EXTRACTED MATERIAL ::
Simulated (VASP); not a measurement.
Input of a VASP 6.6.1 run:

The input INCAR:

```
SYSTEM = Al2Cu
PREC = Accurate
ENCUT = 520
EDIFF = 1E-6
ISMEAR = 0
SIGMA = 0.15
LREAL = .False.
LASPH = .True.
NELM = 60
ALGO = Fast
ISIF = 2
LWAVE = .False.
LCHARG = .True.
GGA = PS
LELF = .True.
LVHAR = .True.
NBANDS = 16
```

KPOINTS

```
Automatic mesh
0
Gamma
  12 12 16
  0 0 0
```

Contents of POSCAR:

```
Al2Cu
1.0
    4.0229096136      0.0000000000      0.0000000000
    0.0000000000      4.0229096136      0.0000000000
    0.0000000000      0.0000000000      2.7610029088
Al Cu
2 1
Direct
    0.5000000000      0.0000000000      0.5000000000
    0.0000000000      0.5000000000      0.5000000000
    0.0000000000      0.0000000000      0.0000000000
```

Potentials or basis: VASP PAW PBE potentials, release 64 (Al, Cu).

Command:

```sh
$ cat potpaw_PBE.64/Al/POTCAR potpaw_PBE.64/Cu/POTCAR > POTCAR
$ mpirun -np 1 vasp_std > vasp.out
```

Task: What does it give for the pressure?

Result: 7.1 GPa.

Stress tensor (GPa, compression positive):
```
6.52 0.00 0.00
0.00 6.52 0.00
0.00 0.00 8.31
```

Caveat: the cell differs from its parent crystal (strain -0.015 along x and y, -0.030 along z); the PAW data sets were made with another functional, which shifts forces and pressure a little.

WORK TASK :: Quote exactly the lines running from the start of the listing above through the line where "Result: 7.1 GPa." is found, and output no other lines.

TASK SOLUTION ::
Simulated (VASP); not a measurement.
Input of a VASP 6.6.1 run:

The input INCAR:

```
SYSTEM = Al2Cu
PREC = Accurate
ENCUT = 520
EDIFF = 1E-6
ISMEAR = 0
SIGMA = 0.15
LREAL = .False.
LASPH = .True.
NELM = 60
ALGO = Fast
ISIF = 2
LWAVE = .False.
LCHARG = .True.
GGA = PS
LELF = .True.
LVHAR = .True.
NBANDS = 16
```

KPOINTS

```
Automatic mesh
0
Gamma
  12 12 16
  0 0 0
```

Contents of POSCAR:

```
Al2Cu
1.0
    4.0229096136      0.0000000000      0.0000000000
    0.0000000000      4.0229096136      0.0000000000
    0.0000000000      0.0000000000      2.7610029088
Al Cu
2 1
Direct
    0.5000000000      0.0000000000      0.5000000000
    0.0000000000      0.5000000000      0.5000000000
    0.0000000000      0.0000000000      0.0000000000
```

Potentials or basis: VASP PAW PBE potentials, release 64 (Al, Cu).

Command:

```sh
$ cat potpaw_PBE.64/Al/POTCAR potpaw_PBE.64/Cu/POTCAR > POTCAR
$ mpirun -np 1 vasp_std > vasp.out
```

Task: What does it give for the pressure?

Result: 7.1 GPa.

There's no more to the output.